-- -- --

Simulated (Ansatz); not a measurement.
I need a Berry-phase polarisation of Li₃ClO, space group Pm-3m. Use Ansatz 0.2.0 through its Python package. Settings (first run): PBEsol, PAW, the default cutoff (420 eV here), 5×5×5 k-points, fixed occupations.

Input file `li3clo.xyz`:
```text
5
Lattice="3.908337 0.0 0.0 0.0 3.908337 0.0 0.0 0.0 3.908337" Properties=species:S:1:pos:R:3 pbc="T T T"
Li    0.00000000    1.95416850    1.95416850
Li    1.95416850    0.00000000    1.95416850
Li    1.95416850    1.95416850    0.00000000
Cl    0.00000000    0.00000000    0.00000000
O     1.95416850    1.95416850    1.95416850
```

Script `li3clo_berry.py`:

-- -- --

#### [Task item]
Give back the whole listing above, identical in every line.

#### [Task answer]
Simulated (Ansatz); not a measurement.
I need a Berry-phase polarisation of Li₃ClO, space group Pm-3m. Use Ansatz 0.2.0 through its Python package. Settings (first run): PBEsol, PAW, the default cutoff (420 eV here), 5×5×5 k-points, fixed occupations.

Input file `li3clo.xyz`:
```text
5
Lattice="3.908337 0.0 0.0 0.0 3.908337 0.0 0.0 0.0 3.908337" Properties=species:S:1:pos:R:3 pbc="T T T"
Li    0.00000000    1.95416850    1.95416850
Li    1.95416850    0.00000000    1.95416850
Li    1.95416850    1.95416850    0.00000000
Cl    0.00000000    0.00000000    0.00000000
O     1.95416850    1.95416850    1.95416850
```

Script `li3clo_berry.py`:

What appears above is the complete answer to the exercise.